**Action item**: From the line that contains "The run is started by" through the line that contains "Question: How long", output every line of the listing below exactly and leave out all the rest.

**Material supplied**:
____________________
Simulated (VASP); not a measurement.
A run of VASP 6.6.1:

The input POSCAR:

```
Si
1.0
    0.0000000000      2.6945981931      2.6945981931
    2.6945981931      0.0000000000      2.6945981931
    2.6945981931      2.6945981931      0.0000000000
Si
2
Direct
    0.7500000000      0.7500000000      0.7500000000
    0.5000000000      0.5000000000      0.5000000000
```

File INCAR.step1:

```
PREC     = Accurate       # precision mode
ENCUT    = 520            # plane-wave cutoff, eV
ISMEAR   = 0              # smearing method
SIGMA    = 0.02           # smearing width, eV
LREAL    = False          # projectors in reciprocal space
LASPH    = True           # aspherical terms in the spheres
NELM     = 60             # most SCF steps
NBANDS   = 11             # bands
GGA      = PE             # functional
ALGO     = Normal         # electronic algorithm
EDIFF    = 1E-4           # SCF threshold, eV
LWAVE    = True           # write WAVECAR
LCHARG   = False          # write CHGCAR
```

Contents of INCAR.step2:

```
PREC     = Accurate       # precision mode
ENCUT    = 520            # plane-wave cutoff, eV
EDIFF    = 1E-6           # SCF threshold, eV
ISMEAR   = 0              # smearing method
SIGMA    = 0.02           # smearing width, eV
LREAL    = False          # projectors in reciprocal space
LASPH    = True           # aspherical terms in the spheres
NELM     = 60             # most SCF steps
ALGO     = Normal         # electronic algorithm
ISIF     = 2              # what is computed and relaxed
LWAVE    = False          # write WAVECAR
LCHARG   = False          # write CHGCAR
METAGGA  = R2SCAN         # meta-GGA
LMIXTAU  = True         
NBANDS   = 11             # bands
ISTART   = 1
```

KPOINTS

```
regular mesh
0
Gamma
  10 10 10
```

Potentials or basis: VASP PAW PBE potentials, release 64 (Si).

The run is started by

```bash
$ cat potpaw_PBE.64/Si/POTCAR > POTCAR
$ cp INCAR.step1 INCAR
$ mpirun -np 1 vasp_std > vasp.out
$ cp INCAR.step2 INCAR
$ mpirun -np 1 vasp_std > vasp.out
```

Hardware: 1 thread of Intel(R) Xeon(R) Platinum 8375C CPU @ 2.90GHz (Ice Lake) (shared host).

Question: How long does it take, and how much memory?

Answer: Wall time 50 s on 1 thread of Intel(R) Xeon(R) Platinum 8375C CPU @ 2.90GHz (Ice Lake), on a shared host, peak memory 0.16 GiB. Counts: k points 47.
____________________

**Written solution**:
The run is started by

```bash
$ cat potpaw_PBE.64/Si/POTCAR > POTCAR
$ cp INCAR.step1 INCAR
$ mpirun -np 1 vasp_std > vasp.out
$ cp INCAR.step2 INCAR
$ mpirun -np 1 vasp_std > vasp.out
```

Hardware: 1 thread of Intel(R) Xeon(R) Platinum 8375C CPU @ 2.90GHz (Ice Lake) (shared host).

Question: How long does it take, and how much memory?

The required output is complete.